START Data provided

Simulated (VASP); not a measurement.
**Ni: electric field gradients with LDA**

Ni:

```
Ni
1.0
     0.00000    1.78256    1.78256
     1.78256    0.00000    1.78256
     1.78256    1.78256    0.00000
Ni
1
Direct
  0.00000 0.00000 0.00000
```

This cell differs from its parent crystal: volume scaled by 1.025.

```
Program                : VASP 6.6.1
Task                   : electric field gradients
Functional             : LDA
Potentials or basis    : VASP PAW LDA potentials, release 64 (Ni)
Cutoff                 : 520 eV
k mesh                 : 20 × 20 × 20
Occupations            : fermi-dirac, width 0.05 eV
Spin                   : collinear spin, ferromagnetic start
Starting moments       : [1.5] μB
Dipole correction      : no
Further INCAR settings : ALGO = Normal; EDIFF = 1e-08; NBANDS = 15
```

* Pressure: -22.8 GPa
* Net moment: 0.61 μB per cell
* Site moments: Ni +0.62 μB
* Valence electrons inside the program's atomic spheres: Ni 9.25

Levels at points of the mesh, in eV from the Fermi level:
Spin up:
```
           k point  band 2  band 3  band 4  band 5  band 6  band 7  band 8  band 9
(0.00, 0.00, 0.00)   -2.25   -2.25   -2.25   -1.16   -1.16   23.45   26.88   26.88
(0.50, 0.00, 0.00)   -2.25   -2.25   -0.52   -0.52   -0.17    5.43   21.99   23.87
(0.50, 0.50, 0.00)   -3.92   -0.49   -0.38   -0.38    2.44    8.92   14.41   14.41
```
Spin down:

END Data provided

**Work order:**
For this exercise, copy all of the material exactly as it stands.

**Written response:**
Simulated (VASP); not a measurement.
**Ni: electric field gradients with LDA**

Ni:

```
Ni
1.0
     0.00000    1.78256    1.78256
     1.78256    0.00000    1.78256
     1.78256    1.78256    0.00000
Ni
1
Direct
  0.00000 0.00000 0.00000
```

This cell differs from its parent crystal: volume scaled by 1.025.

```
Program                : VASP 6.6.1
Task                   : electric field gradients
Functional             : LDA
Potentials or basis    : VASP PAW LDA potentials, release 64 (Ni)
Cutoff                 : 520 eV
k mesh                 : 20 × 20 × 20
Occupations            : fermi-dirac, width 0.05 eV
Spin                   : collinear spin, ferromagnetic start
Starting moments       : [1.5] μB
Dipole correction      : no
Further INCAR settings : ALGO = Normal; EDIFF = 1e-08; NBANDS = 15
```

* Pressure: -22.8 GPa
* Net moment: 0.61 μB per cell
* Site moments: Ni +0.62 μB
* Valence electrons inside the program's atomic spheres: Ni 9.25

Levels at points of the mesh, in eV from the Fermi level:
Spin up:
```
           k point  band 2  band 3  band 4  band 5  band 6  band 7  band 8  band 9
(0.00, 0.00, 0.00)   -2.25   -2.25   -2.25   -1.16   -1.16   23.45   26.88   26.88
(0.50, 0.00, 0.00)   -2.25   -2.25   -0.52   -0.52   -0.17    5.43   21.99   23.87
(0.50, 0.50, 0.00)   -3.92   -0.49   -0.38   -0.38    2.44    8.92   14.41   14.41
```
Spin down:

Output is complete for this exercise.